**Work task:** Write out again only the lines that run from the start of the entries to the line containing "-7.93 | -6.58 |", both included.

**Material shown:**
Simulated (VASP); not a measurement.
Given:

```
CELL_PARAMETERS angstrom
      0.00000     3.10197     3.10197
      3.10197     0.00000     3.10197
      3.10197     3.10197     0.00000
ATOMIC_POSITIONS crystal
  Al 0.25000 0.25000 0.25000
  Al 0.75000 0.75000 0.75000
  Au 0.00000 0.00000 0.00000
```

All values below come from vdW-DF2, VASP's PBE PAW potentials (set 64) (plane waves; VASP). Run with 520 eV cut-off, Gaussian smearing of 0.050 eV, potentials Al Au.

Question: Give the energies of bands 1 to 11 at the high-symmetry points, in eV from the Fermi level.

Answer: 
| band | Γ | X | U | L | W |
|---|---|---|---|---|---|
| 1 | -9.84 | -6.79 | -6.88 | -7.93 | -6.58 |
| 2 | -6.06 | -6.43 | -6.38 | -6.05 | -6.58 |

**Written answer:**
Simulated (VASP); not a measurement.
Given:

```
CELL_PARAMETERS angstrom
      0.00000     3.10197     3.10197
      3.10197     0.00000     3.10197
      3.10197     3.10197     0.00000
ATOMIC_POSITIONS crystal
  Al 0.25000 0.25000 0.25000
  Al 0.75000 0.75000 0.75000
  Au 0.00000 0.00000 0.00000
```

All values below come from vdW-DF2, VASP's PBE PAW potentials (set 64) (plane waves; VASP). Run with 520 eV cut-off, Gaussian smearing of 0.050 eV, potentials Al Au.

Question: Give the energies of bands 1 to 11 at the high-symmetry points, in eV from the Fermi level.

Answer: 
| band | Γ | X | U | L | W |
|---|---|---|---|---|---|
| 1 | -9.84 | -6.79 | -6.88 | -7.93 | -6.58 |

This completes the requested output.